Work order>
Set down the lines below exactly as they stand, please. Go from the first through the one containing "The runs below".

***** Data for analysis *****

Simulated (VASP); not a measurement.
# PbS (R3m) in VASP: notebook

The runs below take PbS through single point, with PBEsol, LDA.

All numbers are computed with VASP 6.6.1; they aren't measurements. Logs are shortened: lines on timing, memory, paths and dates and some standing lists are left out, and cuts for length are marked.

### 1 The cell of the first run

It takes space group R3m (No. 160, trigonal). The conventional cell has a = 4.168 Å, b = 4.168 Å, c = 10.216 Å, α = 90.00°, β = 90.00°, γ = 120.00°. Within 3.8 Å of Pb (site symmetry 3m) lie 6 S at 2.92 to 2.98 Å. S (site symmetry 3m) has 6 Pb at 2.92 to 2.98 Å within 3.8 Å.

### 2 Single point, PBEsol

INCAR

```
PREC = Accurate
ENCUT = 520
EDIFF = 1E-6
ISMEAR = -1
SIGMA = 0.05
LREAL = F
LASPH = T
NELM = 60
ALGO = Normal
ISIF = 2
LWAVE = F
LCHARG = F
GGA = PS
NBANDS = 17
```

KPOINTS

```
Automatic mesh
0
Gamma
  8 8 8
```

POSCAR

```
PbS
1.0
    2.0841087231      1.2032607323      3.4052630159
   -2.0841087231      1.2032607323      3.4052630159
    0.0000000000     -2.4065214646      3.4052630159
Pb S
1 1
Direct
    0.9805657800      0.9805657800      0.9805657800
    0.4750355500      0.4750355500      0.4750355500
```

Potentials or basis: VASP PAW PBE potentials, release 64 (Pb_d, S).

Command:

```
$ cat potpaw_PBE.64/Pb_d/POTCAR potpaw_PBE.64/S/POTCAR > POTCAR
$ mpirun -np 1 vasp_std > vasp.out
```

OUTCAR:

*****

Task output>
Simulated (VASP); not a measurement.
# PbS (R3m) in VASP: notebook

The runs below take PbS through single point, with PBEsol, LDA.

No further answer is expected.